- Work instruction -
Exactly the lines below from the one with "64 (Al, N) |" up to and including the one with "to 0.05 Å)." make up the answer, with nothing else added.

- Provided material -
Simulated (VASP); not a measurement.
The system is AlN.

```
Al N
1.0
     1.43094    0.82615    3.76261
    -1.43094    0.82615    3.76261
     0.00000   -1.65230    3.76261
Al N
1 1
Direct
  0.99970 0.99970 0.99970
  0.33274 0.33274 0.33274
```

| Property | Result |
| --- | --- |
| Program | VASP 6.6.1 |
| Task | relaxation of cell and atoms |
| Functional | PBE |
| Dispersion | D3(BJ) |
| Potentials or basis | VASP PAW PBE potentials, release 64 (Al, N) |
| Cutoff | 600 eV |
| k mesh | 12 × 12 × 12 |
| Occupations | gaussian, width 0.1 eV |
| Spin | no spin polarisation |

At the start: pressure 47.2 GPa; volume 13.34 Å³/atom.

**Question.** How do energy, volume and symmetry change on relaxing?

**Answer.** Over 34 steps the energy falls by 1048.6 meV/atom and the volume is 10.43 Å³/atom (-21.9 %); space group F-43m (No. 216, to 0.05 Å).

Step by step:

- Answer box -
| Potentials or basis | VASP PAW PBE potentials, release 64 (Al, N) |
| Cutoff | 600 eV |
| k mesh | 12 × 12 × 12 |
| Occupations | gaussian, width 0.1 eV |
| Spin | no spin polarisation |

At the start: pressure 47.2 GPa; volume 13.34 Å³/atom.

**Question.** How do energy, volume and symmetry change on relaxing?

**Answer.** Over 34 steps the energy falls by 1048.6 meV/atom and the volume is 10.43 Å³/atom (-21.9 %); space group F-43m (No. 216, to 0.05 Å).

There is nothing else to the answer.